- [ASSIGNED TASK]:
Output every entry exactly as written.

- [INFORMATION SUPPLIED]:
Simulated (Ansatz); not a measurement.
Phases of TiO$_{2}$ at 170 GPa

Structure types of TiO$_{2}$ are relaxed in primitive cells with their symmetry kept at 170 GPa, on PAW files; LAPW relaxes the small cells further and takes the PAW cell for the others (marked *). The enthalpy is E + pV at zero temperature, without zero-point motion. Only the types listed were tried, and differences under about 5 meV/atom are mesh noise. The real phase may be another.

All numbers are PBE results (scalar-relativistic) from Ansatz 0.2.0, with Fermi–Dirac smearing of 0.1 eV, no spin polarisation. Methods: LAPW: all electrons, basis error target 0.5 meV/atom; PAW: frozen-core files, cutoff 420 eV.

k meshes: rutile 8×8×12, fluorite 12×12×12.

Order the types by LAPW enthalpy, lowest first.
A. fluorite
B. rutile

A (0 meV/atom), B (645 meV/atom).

- [EXERCISE ANSWER]:
Simulated (Ansatz); not a measurement.
Phases of TiO$_{2}$ at 170 GPa

Structure types of TiO$_{2}$ are relaxed in primitive cells with their symmetry kept at 170 GPa, on PAW files; LAPW relaxes the small cells further and takes the PAW cell for the others (marked *). The enthalpy is E + pV at zero temperature, without zero-point motion. Only the types listed were tried, and differences under about 5 meV/atom are mesh noise. The real phase may be another.

All numbers are PBE results (scalar-relativistic) from Ansatz 0.2.0, with Fermi–Dirac smearing of 0.1 eV, no spin polarisation. Methods: LAPW: all electrons, basis error target 0.5 meV/atom; PAW: frozen-core files, cutoff 420 eV.

k meshes: rutile 8×8×12, fluorite 12×12×12.

Order the types by LAPW enthalpy, lowest first.
A. fluorite
B. rutile

A (0 meV/atom), B (645 meV/atom).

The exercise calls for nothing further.